━━ RECORD SET
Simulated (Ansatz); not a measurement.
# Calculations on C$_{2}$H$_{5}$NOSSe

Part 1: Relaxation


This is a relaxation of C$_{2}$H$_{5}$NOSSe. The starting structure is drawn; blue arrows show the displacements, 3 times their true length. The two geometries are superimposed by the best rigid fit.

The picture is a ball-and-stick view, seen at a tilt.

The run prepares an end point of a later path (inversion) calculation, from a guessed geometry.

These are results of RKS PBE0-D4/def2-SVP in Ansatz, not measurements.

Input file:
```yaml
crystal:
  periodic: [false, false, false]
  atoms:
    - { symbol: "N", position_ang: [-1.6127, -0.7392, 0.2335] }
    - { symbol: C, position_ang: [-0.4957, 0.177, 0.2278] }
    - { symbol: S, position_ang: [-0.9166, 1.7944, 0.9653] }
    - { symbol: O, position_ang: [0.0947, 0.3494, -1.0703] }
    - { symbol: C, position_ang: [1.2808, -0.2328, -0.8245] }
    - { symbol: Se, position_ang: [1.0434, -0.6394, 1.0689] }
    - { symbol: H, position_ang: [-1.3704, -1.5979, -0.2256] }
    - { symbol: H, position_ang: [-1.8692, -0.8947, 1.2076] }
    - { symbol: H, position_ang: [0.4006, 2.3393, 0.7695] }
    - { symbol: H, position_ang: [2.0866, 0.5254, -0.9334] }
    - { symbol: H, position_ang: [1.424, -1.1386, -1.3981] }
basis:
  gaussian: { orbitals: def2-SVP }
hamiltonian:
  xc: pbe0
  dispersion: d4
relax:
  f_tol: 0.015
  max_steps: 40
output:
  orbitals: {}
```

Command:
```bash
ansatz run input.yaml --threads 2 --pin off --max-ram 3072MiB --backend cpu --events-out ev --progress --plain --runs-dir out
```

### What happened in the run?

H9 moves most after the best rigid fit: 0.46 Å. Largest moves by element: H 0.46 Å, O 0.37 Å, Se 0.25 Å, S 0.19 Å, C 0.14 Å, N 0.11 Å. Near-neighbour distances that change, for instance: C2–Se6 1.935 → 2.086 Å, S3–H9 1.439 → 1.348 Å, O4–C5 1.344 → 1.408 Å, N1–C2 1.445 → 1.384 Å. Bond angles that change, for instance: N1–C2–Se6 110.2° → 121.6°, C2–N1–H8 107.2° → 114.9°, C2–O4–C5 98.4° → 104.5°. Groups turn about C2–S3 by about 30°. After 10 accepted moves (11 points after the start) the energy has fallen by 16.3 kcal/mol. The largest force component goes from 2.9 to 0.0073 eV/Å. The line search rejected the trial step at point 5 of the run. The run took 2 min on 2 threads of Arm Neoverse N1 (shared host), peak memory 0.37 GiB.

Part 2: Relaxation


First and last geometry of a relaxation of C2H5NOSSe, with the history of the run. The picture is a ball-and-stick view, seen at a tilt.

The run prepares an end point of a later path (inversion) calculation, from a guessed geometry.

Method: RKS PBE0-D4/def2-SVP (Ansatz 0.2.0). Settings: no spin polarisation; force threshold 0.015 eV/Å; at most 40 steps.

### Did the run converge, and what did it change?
━━━━

### [ACTIVITY]
Scan the entries above for the line containing "These are results", and copy it and all lines after it exactly, down to and including the line containing "### What happened in the run?".

### [TASK SOLUTION]
These are results of RKS PBE0-D4/def2-SVP in Ansatz, not measurements.

Input file:
```yaml
crystal:
  periodic: [false, false, false]
  atoms:
    - { symbol: "N", position_ang: [-1.6127, -0.7392, 0.2335] }
    - { symbol: C, position_ang: [-0.4957, 0.177, 0.2278] }
    - { symbol: S, position_ang: [-0.9166, 1.7944, 0.9653] }
    - { symbol: O, position_ang: [0.0947, 0.3494, -1.0703] }
    - { symbol: C, position_ang: [1.2808, -0.2328, -0.8245] }
    - { symbol: Se, position_ang: [1.0434, -0.6394, 1.0689] }
    - { symbol: H, position_ang: [-1.3704, -1.5979, -0.2256] }
    - { symbol: H, position_ang: [-1.8692, -0.8947, 1.2076] }
    - { symbol: H, position_ang: [0.4006, 2.3393, 0.7695] }
    - { symbol: H, position_ang: [2.0866, 0.5254, -0.9334] }
    - { symbol: H, position_ang: [1.424, -1.1386, -1.3981] }
basis:
  gaussian: { orbitals: def2-SVP }
hamiltonian:
  xc: pbe0
  dispersion: d4
relax:
  f_tol: 0.015
  max_steps: 40
output:
  orbitals: {}
```

Command:
```bash
ansatz run input.yaml --threads 2 --pin off --max-ram 3072MiB --backend cpu --events-out ev --progress --plain --runs-dir out
```

### What happened in the run?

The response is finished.